- Work instruction: Retype each entry. Leave every word as it is.

- Source material:
◇ ◇ ◇ ◇

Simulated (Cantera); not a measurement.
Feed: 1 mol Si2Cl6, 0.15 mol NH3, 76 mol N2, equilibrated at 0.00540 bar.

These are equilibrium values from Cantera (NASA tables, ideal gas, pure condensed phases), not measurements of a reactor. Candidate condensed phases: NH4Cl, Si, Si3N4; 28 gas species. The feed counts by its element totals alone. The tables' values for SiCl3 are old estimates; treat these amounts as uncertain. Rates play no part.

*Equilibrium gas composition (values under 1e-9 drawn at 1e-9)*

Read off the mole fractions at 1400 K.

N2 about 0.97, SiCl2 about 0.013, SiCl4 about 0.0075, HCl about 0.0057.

◇ ◇ ◇ ◇

- Solution:
Simulated (Cantera); not a measurement.
Feed: 1 mol Si2Cl6, 0.15 mol NH3, 76 mol N2, equilibrated at 0.00540 bar.

These are equilibrium values from Cantera (NASA tables, ideal gas, pure condensed phases), not measurements of a reactor. Candidate condensed phases: NH4Cl, Si, Si3N4; 28 gas species. The feed counts by its element totals alone. The tables' values for SiCl3 are old estimates; treat these amounts as uncertain. Rates play no part.

*Equilibrium gas composition (values under 1e-9 drawn at 1e-9)*

Read off the mole fractions at 1400 K.

N2 about 0.97, SiCl2 about 0.013, SiCl4 about 0.0075, HCl about 0.0057.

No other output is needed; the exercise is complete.